(Work item)
Set down, exactly as written, every line from the top of the records below to the line containing "Calculation: PBE (plane", both ends included, and no others.

(Data under study)
=== Section Start ===
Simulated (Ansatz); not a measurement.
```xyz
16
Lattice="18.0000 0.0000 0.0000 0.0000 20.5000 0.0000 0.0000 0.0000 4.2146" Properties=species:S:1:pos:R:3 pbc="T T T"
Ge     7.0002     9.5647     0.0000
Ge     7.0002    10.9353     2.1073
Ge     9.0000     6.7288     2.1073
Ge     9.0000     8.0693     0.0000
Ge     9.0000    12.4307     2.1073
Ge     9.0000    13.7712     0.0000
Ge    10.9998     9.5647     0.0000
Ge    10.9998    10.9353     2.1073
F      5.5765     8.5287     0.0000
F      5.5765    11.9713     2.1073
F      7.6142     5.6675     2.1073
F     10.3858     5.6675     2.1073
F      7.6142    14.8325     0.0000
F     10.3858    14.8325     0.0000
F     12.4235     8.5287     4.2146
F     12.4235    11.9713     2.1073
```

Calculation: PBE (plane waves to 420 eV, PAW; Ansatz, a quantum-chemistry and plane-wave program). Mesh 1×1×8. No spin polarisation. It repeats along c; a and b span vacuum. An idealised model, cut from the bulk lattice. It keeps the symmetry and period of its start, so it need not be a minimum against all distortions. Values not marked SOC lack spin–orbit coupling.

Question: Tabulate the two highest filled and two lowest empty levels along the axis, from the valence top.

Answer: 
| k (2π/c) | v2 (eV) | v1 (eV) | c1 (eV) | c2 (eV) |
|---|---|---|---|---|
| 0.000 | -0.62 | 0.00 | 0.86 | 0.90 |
=== Section End ===

(Written answer)
Simulated (Ansatz); not a measurement.
```xyz
16
Lattice="18.0000 0.0000 0.0000 0.0000 20.5000 0.0000 0.0000 0.0000 4.2146" Properties=species:S:1:pos:R:3 pbc="T T T"
Ge     7.0002     9.5647     0.0000
Ge     7.0002    10.9353     2.1073
Ge     9.0000     6.7288     2.1073
Ge     9.0000     8.0693     0.0000
Ge     9.0000    12.4307     2.1073
Ge     9.0000    13.7712     0.0000
Ge    10.9998     9.5647     0.0000
Ge    10.9998    10.9353     2.1073
F      5.5765     8.5287     0.0000
F      5.5765    11.9713     2.1073
F      7.6142     5.6675     2.1073
F     10.3858     5.6675     2.1073
F      7.6142    14.8325     0.0000
F     10.3858    14.8325     0.0000
F     12.4235     8.5287     4.2146
F     12.4235    11.9713     2.1073
```

Calculation: PBE (plane waves to 420 eV, PAW; Ansatz, a quantum-chemistry and plane-wave program). Mesh 1×1×8. No spin polarisation. It repeats along c; a and b span vacuum. An idealised model, cut from the bulk lattice. It keeps the symmetry and period of its start, so it need not be a minimum against all distortions. Values not marked SOC lack spin–orbit coupling.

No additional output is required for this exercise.